--- --- ---
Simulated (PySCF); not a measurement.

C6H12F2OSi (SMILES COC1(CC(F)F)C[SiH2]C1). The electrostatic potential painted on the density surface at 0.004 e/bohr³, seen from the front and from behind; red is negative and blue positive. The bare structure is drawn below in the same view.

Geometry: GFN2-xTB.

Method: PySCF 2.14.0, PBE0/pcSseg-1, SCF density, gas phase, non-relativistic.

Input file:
--- --- ---

- Required action -
May I have the entries returned exactly, with every line in place?

- Reply -
Simulated (PySCF); not a measurement.

C6H12F2OSi (SMILES COC1(CC(F)F)C[SiH2]C1). The electrostatic potential painted on the density surface at 0.004 e/bohr³, seen from the front and from behind; red is negative and blue positive. The bare structure is drawn below in the same view.

Geometry: GFN2-xTB.

Method: PySCF 2.14.0, PBE0/pcSseg-1, SCF density, gas phase, non-relativistic.

Input file:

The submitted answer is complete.